*Task item*: Transcribe the listing from its top line through the line with "off an axis).". Keep it exact, both ends included, and add nothing.

--- START ---
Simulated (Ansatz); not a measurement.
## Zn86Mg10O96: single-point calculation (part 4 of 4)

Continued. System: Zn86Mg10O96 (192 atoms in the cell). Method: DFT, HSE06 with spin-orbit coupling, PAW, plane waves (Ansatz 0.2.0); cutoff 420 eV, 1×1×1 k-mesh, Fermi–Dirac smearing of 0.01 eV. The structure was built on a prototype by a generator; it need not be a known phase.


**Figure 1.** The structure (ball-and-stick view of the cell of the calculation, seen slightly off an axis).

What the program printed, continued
--- END ---

*Written answer*:
Simulated (Ansatz); not a measurement.
## Zn86Mg10O96: single-point calculation (part 4 of 4)

Continued. System: Zn86Mg10O96 (192 atoms in the cell). Method: DFT, HSE06 with spin-orbit coupling, PAW, plane waves (Ansatz 0.2.0); cutoff 420 eV, 1×1×1 k-mesh, Fermi–Dirac smearing of 0.01 eV. The structure was built on a prototype by a generator; it need not be a known phase.


**Figure 1.** The structure (ball-and-stick view of the cell of the calculation, seen slightly off an axis).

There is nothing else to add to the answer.